Entries shown:
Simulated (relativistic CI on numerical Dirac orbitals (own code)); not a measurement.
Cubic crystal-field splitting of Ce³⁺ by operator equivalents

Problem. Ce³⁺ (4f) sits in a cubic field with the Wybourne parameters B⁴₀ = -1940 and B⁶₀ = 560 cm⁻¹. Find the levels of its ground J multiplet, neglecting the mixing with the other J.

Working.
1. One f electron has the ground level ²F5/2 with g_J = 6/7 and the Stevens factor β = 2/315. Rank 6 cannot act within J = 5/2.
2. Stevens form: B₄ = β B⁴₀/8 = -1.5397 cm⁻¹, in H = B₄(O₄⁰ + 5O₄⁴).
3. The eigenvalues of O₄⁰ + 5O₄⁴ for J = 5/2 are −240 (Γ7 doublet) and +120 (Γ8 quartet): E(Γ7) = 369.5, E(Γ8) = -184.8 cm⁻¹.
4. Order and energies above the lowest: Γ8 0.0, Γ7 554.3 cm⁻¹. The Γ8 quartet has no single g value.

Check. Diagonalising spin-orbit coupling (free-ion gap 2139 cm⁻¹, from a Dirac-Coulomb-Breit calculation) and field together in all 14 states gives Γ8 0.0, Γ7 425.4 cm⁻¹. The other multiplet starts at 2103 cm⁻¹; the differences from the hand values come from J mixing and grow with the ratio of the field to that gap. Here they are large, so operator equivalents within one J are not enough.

Work request: Starting with the first line above and ending with the line that holds "4. Order and", restate each line word for word and add nothing else.

Worked solution:
Simulated (relativistic CI on numerical Dirac orbitals (own code)); not a measurement.
Cubic crystal-field splitting of Ce³⁺ by operator equivalents

Problem. Ce³⁺ (4f) sits in a cubic field with the Wybourne parameters B⁴₀ = -1940 and B⁶₀ = 560 cm⁻¹. Find the levels of its ground J multiplet, neglecting the mixing with the other J.

Working.
1. One f electron has the ground level ²F5/2 with g_J = 6/7 and the Stevens factor β = 2/315. Rank 6 cannot act within J = 5/2.
2. Stevens form: B₄ = β B⁴₀/8 = -1.5397 cm⁻¹, in H = B₄(O₄⁰ + 5O₄⁴).
3. The eigenvalues of O₄⁰ + 5O₄⁴ for J = 5/2 are −240 (Γ7 doublet) and +120 (Γ8 quartet): E(Γ7) = 369.5, E(Γ8) = -184.8 cm⁻¹.
4. Order and energies above the lowest: Γ8 0.0, Γ7 554.3 cm⁻¹. The Γ8 quartet has no single g value.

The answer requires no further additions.